[EXTRACTED INFORMATION]:
= = = =

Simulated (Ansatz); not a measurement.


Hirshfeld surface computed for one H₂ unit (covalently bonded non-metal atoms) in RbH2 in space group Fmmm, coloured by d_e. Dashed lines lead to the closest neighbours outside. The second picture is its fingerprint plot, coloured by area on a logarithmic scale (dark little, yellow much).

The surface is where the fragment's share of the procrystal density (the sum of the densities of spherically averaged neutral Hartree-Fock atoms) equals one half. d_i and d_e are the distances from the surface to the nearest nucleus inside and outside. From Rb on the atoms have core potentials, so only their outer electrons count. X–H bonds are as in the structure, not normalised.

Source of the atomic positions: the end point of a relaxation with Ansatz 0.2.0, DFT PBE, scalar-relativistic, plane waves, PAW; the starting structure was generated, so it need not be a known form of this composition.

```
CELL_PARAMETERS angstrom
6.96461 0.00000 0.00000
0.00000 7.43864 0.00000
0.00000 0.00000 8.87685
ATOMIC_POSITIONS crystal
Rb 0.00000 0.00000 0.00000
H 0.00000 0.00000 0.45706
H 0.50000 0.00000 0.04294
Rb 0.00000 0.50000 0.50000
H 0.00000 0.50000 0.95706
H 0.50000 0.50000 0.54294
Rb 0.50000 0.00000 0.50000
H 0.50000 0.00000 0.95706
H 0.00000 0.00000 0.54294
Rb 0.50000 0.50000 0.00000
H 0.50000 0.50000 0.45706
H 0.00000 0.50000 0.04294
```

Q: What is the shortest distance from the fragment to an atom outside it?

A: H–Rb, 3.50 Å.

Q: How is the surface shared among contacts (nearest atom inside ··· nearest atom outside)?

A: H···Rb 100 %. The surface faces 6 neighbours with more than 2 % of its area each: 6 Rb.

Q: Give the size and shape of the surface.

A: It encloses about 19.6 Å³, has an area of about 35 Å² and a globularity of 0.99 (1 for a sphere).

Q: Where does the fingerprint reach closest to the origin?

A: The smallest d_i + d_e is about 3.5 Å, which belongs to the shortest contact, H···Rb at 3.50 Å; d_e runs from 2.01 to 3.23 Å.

= = = =

[ACTION ITEM]:
From the data above, output exactly the lines between the one containing "Q: Give the size and shape of the surface." and the one containing "Q: Where does", counting both of them.

[EXERCISE RESULT]:
Q: Give the size and shape of the surface.

A: It encloses about 19.6 Å³, has an area of about 35 Å² and a globularity of 0.99 (1 for a sphere).

Q: Where does the fingerprint reach closest to the origin?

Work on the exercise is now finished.